> **TASK ITEM**: Write out exactly the lines of the material below, beginning at the top and ending at the line that contains "Caveat: spin-orbit coupling".

=== Section Start ===
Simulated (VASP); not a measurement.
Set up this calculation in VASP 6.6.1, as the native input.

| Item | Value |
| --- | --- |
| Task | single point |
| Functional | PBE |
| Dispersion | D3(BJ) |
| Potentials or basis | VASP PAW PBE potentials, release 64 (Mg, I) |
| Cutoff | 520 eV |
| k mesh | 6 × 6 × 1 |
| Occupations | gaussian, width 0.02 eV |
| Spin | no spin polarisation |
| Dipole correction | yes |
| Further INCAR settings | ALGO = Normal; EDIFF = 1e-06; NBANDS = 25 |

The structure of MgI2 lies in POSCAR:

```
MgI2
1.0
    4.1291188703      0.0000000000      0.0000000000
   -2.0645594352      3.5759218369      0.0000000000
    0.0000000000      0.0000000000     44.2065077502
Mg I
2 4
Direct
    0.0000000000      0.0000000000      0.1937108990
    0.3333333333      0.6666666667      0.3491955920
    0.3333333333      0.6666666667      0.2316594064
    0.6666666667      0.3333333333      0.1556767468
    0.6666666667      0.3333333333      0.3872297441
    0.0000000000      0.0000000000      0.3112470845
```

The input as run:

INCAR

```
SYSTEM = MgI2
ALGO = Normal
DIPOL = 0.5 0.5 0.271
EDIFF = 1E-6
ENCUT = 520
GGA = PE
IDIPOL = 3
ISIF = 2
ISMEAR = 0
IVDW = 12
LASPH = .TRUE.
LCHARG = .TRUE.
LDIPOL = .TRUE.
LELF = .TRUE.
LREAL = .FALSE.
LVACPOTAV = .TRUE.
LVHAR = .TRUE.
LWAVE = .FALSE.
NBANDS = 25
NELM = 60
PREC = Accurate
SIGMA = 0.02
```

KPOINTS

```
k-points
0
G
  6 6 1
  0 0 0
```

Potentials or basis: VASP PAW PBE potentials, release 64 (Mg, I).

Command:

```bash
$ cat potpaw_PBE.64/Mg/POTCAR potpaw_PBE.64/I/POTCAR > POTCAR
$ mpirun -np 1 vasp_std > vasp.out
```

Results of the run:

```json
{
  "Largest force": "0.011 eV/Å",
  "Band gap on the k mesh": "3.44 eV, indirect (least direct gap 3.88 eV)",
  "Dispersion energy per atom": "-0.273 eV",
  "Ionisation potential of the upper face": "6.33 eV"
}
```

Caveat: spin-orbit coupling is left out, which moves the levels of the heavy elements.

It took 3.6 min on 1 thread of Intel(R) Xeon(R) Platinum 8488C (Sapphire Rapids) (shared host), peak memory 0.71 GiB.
=== Section End ===

> **WRITTEN SOLUTION**:
Simulated (VASP); not a measurement.
Set up this calculation in VASP 6.6.1, as the native input.

| Item | Value |
| --- | --- |
| Task | single point |
| Functional | PBE |
| Dispersion | D3(BJ) |
| Potentials or basis | VASP PAW PBE potentials, release 64 (Mg, I) |
| Cutoff | 520 eV |
| k mesh | 6 × 6 × 1 |
| Occupations | gaussian, width 0.02 eV |
| Spin | no spin polarisation |
| Dipole correction | yes |
| Further INCAR settings | ALGO = Normal; EDIFF = 1e-06; NBANDS = 25 |

The structure of MgI2 lies in POSCAR:

```
MgI2
1.0
    4.1291188703      0.0000000000      0.0000000000
   -2.0645594352      3.5759218369      0.0000000000
    0.0000000000      0.0000000000     44.2065077502
Mg I
2 4
Direct
    0.0000000000      0.0000000000      0.1937108990
    0.3333333333      0.6666666667      0.3491955920
    0.3333333333      0.6666666667      0.2316594064
    0.6666666667      0.3333333333      0.1556767468
    0.6666666667      0.3333333333      0.3872297441
    0.0000000000      0.0000000000      0.3112470845
```

The input as run:

INCAR

```
SYSTEM = MgI2
ALGO = Normal
DIPOL = 0.5 0.5 0.271
EDIFF = 1E-6
ENCUT = 520
GGA = PE
IDIPOL = 3
ISIF = 2
ISMEAR = 0
IVDW = 12
LASPH = .TRUE.
LCHARG = .TRUE.
LDIPOL = .TRUE.
LELF = .TRUE.
LREAL = .FALSE.
LVACPOTAV = .TRUE.
LVHAR = .TRUE.
LWAVE = .FALSE.
NBANDS = 25
NELM = 60
PREC = Accurate
SIGMA = 0.02
```

KPOINTS

```
k-points
0
G
  6 6 1
  0 0 0
```

Potentials or basis: VASP PAW PBE potentials, release 64 (Mg, I).

Command:

```bash
$ cat potpaw_PBE.64/Mg/POTCAR potpaw_PBE.64/I/POTCAR > POTCAR
$ mpirun -np 1 vasp_std > vasp.out
```

Results of the run:

```json
{
  "Largest force": "0.011 eV/Å",
  "Band gap on the k mesh": "3.44 eV, indirect (least direct gap 3.88 eV)",
  "Dispersion energy per atom": "-0.273 eV",
  "Ionisation potential of the upper face": "6.33 eV"
}
```

Caveat: spin-orbit coupling is left out, which moves the levels of the heavy elements.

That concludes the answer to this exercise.